> _Activity_
Each line of the data must be set down again without a single difference.

> _Extracted data_
◇ ◇ ◇

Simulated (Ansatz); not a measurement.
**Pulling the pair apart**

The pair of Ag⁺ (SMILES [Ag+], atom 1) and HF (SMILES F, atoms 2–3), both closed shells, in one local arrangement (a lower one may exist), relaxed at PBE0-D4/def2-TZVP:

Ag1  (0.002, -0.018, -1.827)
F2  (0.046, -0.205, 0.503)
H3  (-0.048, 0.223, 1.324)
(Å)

◇ ◇ ◇

> _Answer space_
Simulated (Ansatz); not a measurement.
**Pulling the pair apart**

The pair of Ag⁺ (SMILES [Ag+], atom 1) and HF (SMILES F, atoms 2–3), both closed shells, in one local arrangement (a lower one may exist), relaxed at PBE0-D4/def2-TZVP:

Ag1  (0.002, -0.018, -1.827)
F2  (0.046, -0.205, 0.503)
H3  (-0.048, 0.223, 1.324)
(Å)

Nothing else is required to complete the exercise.